-----

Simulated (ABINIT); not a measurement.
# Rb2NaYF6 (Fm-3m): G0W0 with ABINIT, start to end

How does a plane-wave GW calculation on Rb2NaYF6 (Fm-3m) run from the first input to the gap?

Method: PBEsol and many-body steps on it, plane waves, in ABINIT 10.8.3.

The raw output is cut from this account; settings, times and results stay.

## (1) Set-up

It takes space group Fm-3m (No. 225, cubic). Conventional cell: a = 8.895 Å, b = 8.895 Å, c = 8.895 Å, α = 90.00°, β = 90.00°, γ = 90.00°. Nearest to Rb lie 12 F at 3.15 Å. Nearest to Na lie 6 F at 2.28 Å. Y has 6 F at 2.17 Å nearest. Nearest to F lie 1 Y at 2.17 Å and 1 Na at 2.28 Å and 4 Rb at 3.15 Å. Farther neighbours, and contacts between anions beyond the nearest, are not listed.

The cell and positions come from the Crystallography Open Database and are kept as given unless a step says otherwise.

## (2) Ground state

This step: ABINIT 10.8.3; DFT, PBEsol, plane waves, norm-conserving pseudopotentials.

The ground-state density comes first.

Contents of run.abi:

-----

ASSIGNED TASK =>
Which lines run from the first of the listing to the line containing "## (1) Set-up"? Reproduce those exactly, both ends included.

TASK SOLUTION =>
Simulated (ABINIT); not a measurement.
# Rb2NaYF6 (Fm-3m): G0W0 with ABINIT, start to end

How does a plane-wave GW calculation on Rb2NaYF6 (Fm-3m) run from the first input to the gap?

Method: PBEsol and many-body steps on it, plane waves, in ABINIT 10.8.3.

The raw output is cut from this account; settings, times and results stay.

## (1) Set-up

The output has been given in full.